* Work request *
Lift out, unaltered, the lines of the material below between the line holding "Measured, for comparison: lattice" and the line holding "Computed values are for the static lattice.", counting both.

_ _ _ _

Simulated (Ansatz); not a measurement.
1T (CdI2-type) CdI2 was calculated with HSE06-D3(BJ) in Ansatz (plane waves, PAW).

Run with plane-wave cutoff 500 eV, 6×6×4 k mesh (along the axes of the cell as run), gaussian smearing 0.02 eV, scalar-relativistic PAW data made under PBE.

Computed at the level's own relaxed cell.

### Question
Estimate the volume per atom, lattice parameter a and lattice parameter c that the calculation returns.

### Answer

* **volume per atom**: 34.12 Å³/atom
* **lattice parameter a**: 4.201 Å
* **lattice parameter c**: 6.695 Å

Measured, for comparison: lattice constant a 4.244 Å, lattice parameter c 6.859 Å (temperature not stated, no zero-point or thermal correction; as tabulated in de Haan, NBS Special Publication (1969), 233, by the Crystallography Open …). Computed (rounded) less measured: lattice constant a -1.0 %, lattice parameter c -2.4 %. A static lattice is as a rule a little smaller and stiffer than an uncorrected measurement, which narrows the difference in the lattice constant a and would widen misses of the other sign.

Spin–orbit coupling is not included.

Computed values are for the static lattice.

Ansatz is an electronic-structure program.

_ _ _ _

* Task solution *
Measured, for comparison: lattice constant a 4.244 Å, lattice parameter c 6.859 Å (temperature not stated, no zero-point or thermal correction; as tabulated in de Haan, NBS Special Publication (1969), 233, by the Crystallography Open …). Computed (rounded) less measured: lattice constant a -1.0 %, lattice parameter c -2.4 %. A static lattice is as a rule a little smaller and stiffer than an uncorrected measurement, which narrows the difference in the lattice constant a and would widen misses of the other sign.

Spin–orbit coupling is not included.

Computed values are for the static lattice.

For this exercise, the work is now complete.